Exactly the lines below from the one with "Q: What does" up to and including the one with "Total energies compare" make up the answer, with nothing else added.

(EXTRACTED DATA begins)

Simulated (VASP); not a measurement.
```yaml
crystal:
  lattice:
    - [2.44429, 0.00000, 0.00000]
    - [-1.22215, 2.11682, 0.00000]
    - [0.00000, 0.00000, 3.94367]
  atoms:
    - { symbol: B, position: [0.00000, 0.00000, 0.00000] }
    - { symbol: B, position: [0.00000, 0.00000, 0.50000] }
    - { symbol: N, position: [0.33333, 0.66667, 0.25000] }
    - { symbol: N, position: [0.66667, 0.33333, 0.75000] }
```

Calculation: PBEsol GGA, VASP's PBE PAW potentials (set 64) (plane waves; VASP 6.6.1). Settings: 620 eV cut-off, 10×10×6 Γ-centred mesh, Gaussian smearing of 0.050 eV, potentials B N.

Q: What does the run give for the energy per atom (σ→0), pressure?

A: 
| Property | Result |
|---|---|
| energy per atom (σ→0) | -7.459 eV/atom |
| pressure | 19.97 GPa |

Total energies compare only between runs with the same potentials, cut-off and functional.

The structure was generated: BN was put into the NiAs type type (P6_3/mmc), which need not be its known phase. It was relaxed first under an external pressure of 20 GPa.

(EXTRACTED DATA ends)

▶ [WORKED SOLUTION]
Q: What does the run give for the energy per atom (σ→0), pressure?

A: 
| Property | Result |
|---|---|
| energy per atom (σ→0) | -7.459 eV/atom |
| pressure | 19.97 GPa |

Total energies compare only between runs with the same potentials, cut-off and functional.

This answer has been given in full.